- Task item: What are the lines of the listing below, word for word, from the first down to the one that contains "Gas phase at"?

------------------------------------------------------------

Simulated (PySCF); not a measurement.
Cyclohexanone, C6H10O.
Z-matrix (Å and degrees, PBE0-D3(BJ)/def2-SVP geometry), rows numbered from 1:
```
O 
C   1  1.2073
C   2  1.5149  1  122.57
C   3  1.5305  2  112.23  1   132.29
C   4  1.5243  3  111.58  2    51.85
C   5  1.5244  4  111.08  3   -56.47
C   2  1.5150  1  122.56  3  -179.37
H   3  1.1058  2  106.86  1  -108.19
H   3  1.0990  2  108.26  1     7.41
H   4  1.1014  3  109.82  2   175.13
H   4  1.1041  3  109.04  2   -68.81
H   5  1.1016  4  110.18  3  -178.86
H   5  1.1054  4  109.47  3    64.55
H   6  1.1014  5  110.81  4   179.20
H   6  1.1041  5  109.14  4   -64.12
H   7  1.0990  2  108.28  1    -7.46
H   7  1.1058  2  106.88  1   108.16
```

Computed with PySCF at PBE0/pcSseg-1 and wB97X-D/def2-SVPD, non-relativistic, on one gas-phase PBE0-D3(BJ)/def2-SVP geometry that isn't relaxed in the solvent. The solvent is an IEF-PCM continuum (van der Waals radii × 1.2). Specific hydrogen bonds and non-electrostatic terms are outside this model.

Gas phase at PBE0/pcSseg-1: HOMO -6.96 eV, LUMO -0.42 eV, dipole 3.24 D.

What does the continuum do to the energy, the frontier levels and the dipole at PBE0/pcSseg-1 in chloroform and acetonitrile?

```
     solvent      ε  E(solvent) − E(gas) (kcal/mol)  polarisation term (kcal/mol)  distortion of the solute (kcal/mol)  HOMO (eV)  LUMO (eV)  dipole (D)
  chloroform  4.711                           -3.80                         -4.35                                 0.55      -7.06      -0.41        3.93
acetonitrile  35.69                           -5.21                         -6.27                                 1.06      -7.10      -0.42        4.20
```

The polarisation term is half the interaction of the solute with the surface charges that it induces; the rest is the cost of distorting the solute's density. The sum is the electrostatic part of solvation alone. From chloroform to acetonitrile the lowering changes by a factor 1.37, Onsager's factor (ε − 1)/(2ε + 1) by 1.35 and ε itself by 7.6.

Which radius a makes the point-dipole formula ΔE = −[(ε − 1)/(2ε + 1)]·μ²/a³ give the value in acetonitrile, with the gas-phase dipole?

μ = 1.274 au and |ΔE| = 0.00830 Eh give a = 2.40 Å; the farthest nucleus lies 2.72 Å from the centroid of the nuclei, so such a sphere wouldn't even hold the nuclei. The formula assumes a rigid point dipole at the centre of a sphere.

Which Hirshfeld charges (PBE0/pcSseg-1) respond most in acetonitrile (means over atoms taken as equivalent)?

------------------------------------------------------------

- Written answer:
Simulated (PySCF); not a measurement.
Cyclohexanone, C6H10O.
Z-matrix (Å and degrees, PBE0-D3(BJ)/def2-SVP geometry), rows numbered from 1:
```
O 
C   1  1.2073
C   2  1.5149  1  122.57
C   3  1.5305  2  112.23  1   132.29
C   4  1.5243  3  111.58  2    51.85
C   5  1.5244  4  111.08  3   -56.47
C   2  1.5150  1  122.56  3  -179.37
H   3  1.1058  2  106.86  1  -108.19
H   3  1.0990  2  108.26  1     7.41
H   4  1.1014  3  109.82  2   175.13
H   4  1.1041  3  109.04  2   -68.81
H   5  1.1016  4  110.18  3  -178.86
H   5  1.1054  4  109.47  3    64.55
H   6  1.1014  5  110.81  4   179.20
H   6  1.1041  5  109.14  4   -64.12
H   7  1.0990  2  108.28  1    -7.46
H   7  1.1058  2  106.88  1   108.16
```

Computed with PySCF at PBE0/pcSseg-1 and wB97X-D/def2-SVPD, non-relativistic, on one gas-phase PBE0-D3(BJ)/def2-SVP geometry that isn't relaxed in the solvent. The solvent is an IEF-PCM continuum (van der Waals radii × 1.2). Specific hydrogen bonds and non-electrostatic terms are outside this model.

Gas phase at PBE0/pcSseg-1: HOMO -6.96 eV, LUMO -0.42 eV, dipole 3.24 D.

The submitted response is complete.